########################################

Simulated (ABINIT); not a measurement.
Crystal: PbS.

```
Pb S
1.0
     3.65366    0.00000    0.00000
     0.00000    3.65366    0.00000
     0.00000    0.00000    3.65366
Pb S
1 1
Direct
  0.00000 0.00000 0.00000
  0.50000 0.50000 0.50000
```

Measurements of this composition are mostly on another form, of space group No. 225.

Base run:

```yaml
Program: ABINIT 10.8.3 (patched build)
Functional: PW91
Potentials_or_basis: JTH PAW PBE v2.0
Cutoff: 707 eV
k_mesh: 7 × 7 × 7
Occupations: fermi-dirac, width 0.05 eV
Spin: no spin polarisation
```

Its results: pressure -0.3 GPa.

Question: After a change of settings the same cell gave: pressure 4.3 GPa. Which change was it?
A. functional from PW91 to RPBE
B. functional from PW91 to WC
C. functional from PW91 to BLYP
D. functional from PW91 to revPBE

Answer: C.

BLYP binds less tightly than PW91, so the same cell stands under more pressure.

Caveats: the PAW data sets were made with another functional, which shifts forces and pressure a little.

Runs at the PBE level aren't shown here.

########################################

◆ **Task item**
The expected output is exactly the lines of the listing above between the line holding "B. functional from PW91 to WC" and the line holding "Caveats: the PAW", inclusive.

◆ **Result**
B. functional from PW91 to WC
C. functional from PW91 to BLYP
D. functional from PW91 to revPBE

Answer: C.

BLYP binds less tightly than PW91, so the same cell stands under more pressure.

Caveats: the PAW data sets were made with another functional, which shifts forces and pressure a little.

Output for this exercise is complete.